◇ ◇ ◇ ◇ ◇
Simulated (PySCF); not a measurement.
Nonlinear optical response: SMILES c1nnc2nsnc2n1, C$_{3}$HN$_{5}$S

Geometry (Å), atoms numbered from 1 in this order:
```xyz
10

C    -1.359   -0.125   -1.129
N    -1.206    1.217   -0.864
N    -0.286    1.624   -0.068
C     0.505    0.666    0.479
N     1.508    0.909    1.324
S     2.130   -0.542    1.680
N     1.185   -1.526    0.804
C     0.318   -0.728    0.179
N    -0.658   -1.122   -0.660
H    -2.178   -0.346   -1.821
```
◇ ◇ ◇ ◇ ◇

● **Requirement**:
Go through the records above and repeat each one exactly.

● **Answer area**:
Simulated (PySCF); not a measurement.
Nonlinear optical response: SMILES c1nnc2nsnc2n1, C$_{3}$HN$_{5}$S

Geometry (Å), atoms numbered from 1 in this order:
```xyz
10

C    -1.359   -0.125   -1.129
N    -1.206    1.217   -0.864
N    -0.286    1.624   -0.068
C     0.505    0.666    0.479
N     1.508    0.909    1.324
S     2.130   -0.542    1.680
N     1.185   -1.526    0.804
C     0.318   -0.728    0.179
N    -0.658   -1.122   -0.660
H    -2.178   -0.346   -1.821
```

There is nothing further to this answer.